* **DATA FOR ANALYSIS**:
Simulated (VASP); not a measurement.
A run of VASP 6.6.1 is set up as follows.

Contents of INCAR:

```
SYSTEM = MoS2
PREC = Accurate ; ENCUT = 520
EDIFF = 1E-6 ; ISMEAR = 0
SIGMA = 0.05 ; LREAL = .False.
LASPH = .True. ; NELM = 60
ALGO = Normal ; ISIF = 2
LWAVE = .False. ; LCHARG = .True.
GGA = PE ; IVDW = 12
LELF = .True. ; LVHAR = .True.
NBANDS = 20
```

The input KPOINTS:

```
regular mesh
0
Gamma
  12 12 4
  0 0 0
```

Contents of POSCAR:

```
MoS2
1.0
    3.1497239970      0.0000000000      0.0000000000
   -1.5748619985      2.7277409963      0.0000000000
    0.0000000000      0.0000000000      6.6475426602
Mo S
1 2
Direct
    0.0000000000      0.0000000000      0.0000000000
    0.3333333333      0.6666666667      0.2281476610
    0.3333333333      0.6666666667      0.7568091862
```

* **WORK ORDER**:
Write the data above out again in full, exactly.

* **EXPECTED ANSWER**:
Simulated (VASP); not a measurement.
A run of VASP 6.6.1 is set up as follows.

Contents of INCAR:

```
SYSTEM = MoS2
PREC = Accurate ; ENCUT = 520
EDIFF = 1E-6 ; ISMEAR = 0
SIGMA = 0.05 ; LREAL = .False.
LASPH = .True. ; NELM = 60
ALGO = Normal ; ISIF = 2
LWAVE = .False. ; LCHARG = .True.
GGA = PE ; IVDW = 12
LELF = .True. ; LVHAR = .True.
NBANDS = 20
```

The input KPOINTS:

```
regular mesh
0
Gamma
  12 12 4
  0 0 0
```

Contents of POSCAR:

```
MoS2
1.0
    3.1497239970      0.0000000000      0.0000000000
   -1.5748619985      2.7277409963      0.0000000000
    0.0000000000      0.0000000000      6.6475426602
Mo S
1 2
Direct
    0.0000000000      0.0000000000      0.0000000000
    0.3333333333      0.6666666667      0.2281476610
    0.3333333333      0.6666666667      0.7568091862
```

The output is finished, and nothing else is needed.